Brief: All lines below are to be output exactly as they stand.

Provided data:
BEGIN

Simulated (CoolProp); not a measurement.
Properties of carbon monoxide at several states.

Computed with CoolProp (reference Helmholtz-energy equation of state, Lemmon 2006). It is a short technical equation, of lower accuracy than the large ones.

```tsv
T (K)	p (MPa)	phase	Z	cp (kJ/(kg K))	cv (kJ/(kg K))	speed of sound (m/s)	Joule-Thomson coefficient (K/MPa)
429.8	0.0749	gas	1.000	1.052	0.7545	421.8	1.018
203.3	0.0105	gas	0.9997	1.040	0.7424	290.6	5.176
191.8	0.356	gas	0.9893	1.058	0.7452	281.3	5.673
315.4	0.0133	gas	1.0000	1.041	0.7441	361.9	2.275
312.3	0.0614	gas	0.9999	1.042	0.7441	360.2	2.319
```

END

Worked solution:
Simulated (CoolProp); not a measurement.
Properties of carbon monoxide at several states.

Computed with CoolProp (reference Helmholtz-energy equation of state, Lemmon 2006). It is a short technical equation, of lower accuracy than the large ones.

```tsv
T (K)	p (MPa)	phase	Z	cp (kJ/(kg K))	cv (kJ/(kg K))	speed of sound (m/s)	Joule-Thomson coefficient (K/MPa)
429.8	0.0749	gas	1.000	1.052	0.7545	421.8	1.018
203.3	0.0105	gas	0.9997	1.040	0.7424	290.6	5.176
191.8	0.356	gas	0.9893	1.058	0.7452	281.3	5.673
315.4	0.0133	gas	1.0000	1.041	0.7441	361.9	2.275
312.3	0.0614	gas	0.9999	1.042	0.7441	360.2	2.319
```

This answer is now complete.